Dataset records:
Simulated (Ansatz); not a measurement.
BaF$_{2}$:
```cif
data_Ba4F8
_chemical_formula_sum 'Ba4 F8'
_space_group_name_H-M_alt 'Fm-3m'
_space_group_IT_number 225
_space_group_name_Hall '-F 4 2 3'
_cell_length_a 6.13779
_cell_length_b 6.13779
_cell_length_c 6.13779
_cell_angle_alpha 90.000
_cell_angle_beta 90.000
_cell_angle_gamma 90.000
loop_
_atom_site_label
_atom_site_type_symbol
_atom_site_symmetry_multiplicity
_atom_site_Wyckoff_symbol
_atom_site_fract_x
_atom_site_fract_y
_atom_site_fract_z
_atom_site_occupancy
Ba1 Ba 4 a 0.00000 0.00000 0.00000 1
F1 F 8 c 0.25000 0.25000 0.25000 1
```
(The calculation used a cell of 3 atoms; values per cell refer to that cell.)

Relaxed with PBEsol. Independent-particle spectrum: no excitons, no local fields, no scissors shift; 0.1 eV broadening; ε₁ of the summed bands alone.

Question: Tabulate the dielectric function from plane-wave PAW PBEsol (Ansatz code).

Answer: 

Brief: Every entry must appear in the answer, reproduced exactly.

Task result:
Simulated (Ansatz); not a measurement.
BaF$_{2}$:
```cif
data_Ba4F8
_chemical_formula_sum 'Ba4 F8'
_space_group_name_H-M_alt 'Fm-3m'
_space_group_IT_number 225
_space_group_name_Hall '-F 4 2 3'
_cell_length_a 6.13779
_cell_length_b 6.13779
_cell_length_c 6.13779
_cell_angle_alpha 90.000
_cell_angle_beta 90.000
_cell_angle_gamma 90.000
loop_
_atom_site_label
_atom_site_type_symbol
_atom_site_symmetry_multiplicity
_atom_site_Wyckoff_symbol
_atom_site_fract_x
_atom_site_fract_y
_atom_site_fract_z
_atom_site_occupancy
Ba1 Ba 4 a 0.00000 0.00000 0.00000 1
F1 F 8 c 0.25000 0.25000 0.25000 1
```
(The calculation used a cell of 3 atoms; values per cell refer to that cell.)

Relaxed with PBEsol. Independent-particle spectrum: no excitons, no local fields, no scissors shift; 0.1 eV broadening; ε₁ of the summed bands alone.

Question: Tabulate the dielectric function from plane-wave PAW PBEsol (Ansatz code).

Answer: 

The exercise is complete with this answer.